········
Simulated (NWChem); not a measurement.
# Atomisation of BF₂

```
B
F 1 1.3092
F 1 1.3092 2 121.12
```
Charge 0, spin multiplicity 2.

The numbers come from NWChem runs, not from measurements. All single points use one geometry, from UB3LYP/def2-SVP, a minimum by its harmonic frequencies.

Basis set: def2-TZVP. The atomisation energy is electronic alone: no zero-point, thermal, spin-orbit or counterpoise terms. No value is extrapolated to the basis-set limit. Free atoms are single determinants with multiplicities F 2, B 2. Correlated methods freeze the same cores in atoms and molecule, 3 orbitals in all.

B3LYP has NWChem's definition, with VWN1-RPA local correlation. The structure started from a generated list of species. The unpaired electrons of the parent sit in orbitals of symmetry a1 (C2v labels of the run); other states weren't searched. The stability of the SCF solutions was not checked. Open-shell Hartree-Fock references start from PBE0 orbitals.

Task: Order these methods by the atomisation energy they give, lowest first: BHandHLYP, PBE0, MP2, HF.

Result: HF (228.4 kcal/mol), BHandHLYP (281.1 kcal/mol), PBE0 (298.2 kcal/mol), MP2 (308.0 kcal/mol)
········

Restate the records above verbatim, omitting no line.

#### [EXERCISE RESPONSE]
Simulated (NWChem); not a measurement.
# Atomisation of BF₂

```
B
F 1 1.3092
F 1 1.3092 2 121.12
```
Charge 0, spin multiplicity 2.

The numbers come from NWChem runs, not from measurements. All single points use one geometry, from UB3LYP/def2-SVP, a minimum by its harmonic frequencies.

Basis set: def2-TZVP. The atomisation energy is electronic alone: no zero-point, thermal, spin-orbit or counterpoise terms. No value is extrapolated to the basis-set limit. Free atoms are single determinants with multiplicities F 2, B 2. Correlated methods freeze the same cores in atoms and molecule, 3 orbitals in all.

B3LYP has NWChem's definition, with VWN1-RPA local correlation. The structure started from a generated list of species. The unpaired electrons of the parent sit in orbitals of symmetry a1 (C2v labels of the run); other states weren't searched. The stability of the SCF solutions was not checked. Open-shell Hartree-Fock references start from PBE0 orbitals.

Task: Order these methods by the atomisation energy they give, lowest first: BHandHLYP, PBE0, MP2, HF.

Result: HF (228.4 kcal/mol), BHandHLYP (281.1 kcal/mol), PBE0 (298.2 kcal/mol), MP2 (308.0 kcal/mol)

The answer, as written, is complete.